#### [Extracted information]
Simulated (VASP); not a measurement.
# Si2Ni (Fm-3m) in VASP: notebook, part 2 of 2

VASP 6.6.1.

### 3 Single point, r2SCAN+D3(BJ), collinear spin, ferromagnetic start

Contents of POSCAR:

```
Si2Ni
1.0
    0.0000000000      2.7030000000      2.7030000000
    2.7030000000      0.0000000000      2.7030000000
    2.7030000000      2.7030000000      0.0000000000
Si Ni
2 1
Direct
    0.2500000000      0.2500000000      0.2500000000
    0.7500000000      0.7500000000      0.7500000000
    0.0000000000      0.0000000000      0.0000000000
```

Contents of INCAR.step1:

#### [Work item]
Reproduce all the records shown above, unchanged.

#### [Response]
Simulated (VASP); not a measurement.
# Si2Ni (Fm-3m) in VASP: notebook, part 2 of 2

VASP 6.6.1.

### 3 Single point, r2SCAN+D3(BJ), collinear spin, ferromagnetic start

Contents of POSCAR:

```
Si2Ni
1.0
    0.0000000000      2.7030000000      2.7030000000
    2.7030000000      0.0000000000      2.7030000000
    2.7030000000      2.7030000000      0.0000000000
Si Ni
2 1
Direct
    0.2500000000      0.2500000000      0.2500000000
    0.7500000000      0.7500000000      0.7500000000
    0.0000000000      0.0000000000      0.0000000000
```

Contents of INCAR.step1:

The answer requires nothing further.